> Work instruction
Your output should be the lines of the entries below, exactly, from the first one through the line that holds "Calculated results; nothing".

== Segment start ==

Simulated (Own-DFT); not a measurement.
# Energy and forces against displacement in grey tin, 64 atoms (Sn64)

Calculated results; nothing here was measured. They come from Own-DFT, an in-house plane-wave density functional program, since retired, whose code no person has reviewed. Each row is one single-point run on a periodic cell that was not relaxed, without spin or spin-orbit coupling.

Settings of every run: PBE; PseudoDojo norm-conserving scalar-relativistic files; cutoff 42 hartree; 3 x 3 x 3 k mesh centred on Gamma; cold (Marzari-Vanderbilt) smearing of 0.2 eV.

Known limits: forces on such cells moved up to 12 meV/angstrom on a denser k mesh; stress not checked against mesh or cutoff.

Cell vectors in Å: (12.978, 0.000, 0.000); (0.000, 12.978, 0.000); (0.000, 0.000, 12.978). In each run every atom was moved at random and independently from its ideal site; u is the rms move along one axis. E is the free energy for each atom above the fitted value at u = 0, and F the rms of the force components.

== Segment end ==

> Answer box
Simulated (Own-DFT); not a measurement.
# Energy and forces against displacement in grey tin, 64 atoms (Sn64)

Calculated results; nothing here was measured. They come from Own-DFT, an in-house plane-wave density functional program, since retired, whose code no person has reviewed. Each row is one single-point run on a periodic cell that was not relaxed, without spin or spin-orbit coupling.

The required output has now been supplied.